▶ **EXTRACTED RECORDS**:
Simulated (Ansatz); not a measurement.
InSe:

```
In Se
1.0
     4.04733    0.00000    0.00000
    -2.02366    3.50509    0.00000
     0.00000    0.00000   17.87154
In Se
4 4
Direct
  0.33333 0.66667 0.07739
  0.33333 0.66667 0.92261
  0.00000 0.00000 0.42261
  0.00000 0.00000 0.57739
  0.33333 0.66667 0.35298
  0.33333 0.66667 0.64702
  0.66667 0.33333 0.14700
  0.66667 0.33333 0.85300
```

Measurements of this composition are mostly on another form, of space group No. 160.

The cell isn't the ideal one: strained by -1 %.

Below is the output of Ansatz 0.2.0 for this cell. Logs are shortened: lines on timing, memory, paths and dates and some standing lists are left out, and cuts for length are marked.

▶ **BRIEF**: Make sure that every entry above is copied out exactly as it stands.

▶ **WORKED SOLUTION**:
Simulated (Ansatz); not a measurement.
InSe:

```
In Se
1.0
     4.04733    0.00000    0.00000
    -2.02366    3.50509    0.00000
     0.00000    0.00000   17.87154
In Se
4 4
Direct
  0.33333 0.66667 0.07739
  0.33333 0.66667 0.92261
  0.00000 0.00000 0.42261
  0.00000 0.00000 0.57739
  0.33333 0.66667 0.35298
  0.33333 0.66667 0.64702
  0.66667 0.33333 0.14700
  0.66667 0.33333 0.85300
```

Measurements of this composition are mostly on another form, of space group No. 160.

The cell isn't the ideal one: strained by -1 %.

Below is the output of Ansatz 0.2.0 for this cell. Logs are shortened: lines on timing, memory, paths and dates and some standing lists are left out, and cuts for length are marked.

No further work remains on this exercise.